+ + + + + + +

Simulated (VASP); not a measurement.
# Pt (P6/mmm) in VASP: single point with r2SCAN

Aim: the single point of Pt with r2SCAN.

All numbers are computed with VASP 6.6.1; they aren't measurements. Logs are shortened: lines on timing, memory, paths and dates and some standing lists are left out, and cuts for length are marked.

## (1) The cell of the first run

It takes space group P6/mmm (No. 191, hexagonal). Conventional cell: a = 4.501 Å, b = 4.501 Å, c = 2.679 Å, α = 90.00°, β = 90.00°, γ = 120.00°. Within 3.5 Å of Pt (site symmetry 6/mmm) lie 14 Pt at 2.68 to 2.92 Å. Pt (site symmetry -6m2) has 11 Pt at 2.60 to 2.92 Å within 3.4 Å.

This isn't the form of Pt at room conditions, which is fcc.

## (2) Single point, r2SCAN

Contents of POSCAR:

+ + + + + + +

* **WORK REQUEST**:
Write the whole listing out again, exactly as it appears above.

* **YOUR SOLUTION**:
Simulated (VASP); not a measurement.
# Pt (P6/mmm) in VASP: single point with r2SCAN

Aim: the single point of Pt with r2SCAN.

All numbers are computed with VASP 6.6.1; they aren't measurements. Logs are shortened: lines on timing, memory, paths and dates and some standing lists are left out, and cuts for length are marked.

## (1) The cell of the first run

It takes space group P6/mmm (No. 191, hexagonal). Conventional cell: a = 4.501 Å, b = 4.501 Å, c = 2.679 Å, α = 90.00°, β = 90.00°, γ = 120.00°. Within 3.5 Å of Pt (site symmetry 6/mmm) lie 14 Pt at 2.68 to 2.92 Å. Pt (site symmetry -6m2) has 11 Pt at 2.60 to 2.92 Å within 3.4 Å.

This isn't the form of Pt at room conditions, which is fcc.

## (2) Single point, r2SCAN

Contents of POSCAR:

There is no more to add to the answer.